○ ○ ○ ○ ○ ○ ○

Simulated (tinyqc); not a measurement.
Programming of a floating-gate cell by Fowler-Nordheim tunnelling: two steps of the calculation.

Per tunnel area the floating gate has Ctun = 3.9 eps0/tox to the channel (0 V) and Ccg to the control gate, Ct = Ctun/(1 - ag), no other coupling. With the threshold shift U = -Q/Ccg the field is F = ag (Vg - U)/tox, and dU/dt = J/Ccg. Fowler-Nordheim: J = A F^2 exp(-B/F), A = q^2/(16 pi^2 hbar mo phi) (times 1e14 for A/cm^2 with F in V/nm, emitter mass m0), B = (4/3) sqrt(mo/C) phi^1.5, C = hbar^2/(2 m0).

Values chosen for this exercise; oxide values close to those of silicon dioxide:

○ ○ ○ ○ ○ ○ ○

(Assigned task)
Reproduce the listing above line for line, exactly.

(Written response)
Simulated (tinyqc); not a measurement.
Programming of a floating-gate cell by Fowler-Nordheim tunnelling: two steps of the calculation.

Per tunnel area the floating gate has Ctun = 3.9 eps0/tox to the channel (0 V) and Ccg to the control gate, Ct = Ctun/(1 - ag), no other coupling. With the threshold shift U = -Q/Ccg the field is F = ag (Vg - U)/tox, and dU/dt = J/Ccg. Fowler-Nordheim: J = A F^2 exp(-B/F), A = q^2/(16 pi^2 hbar mo phi) (times 1e14 for A/cm^2 with F in V/nm, emitter mass m0), B = (4/3) sqrt(mo/C) phi^1.5, C = hbar^2/(2 m0).

Values chosen for this exercise; oxide values close to those of silicon dioxide:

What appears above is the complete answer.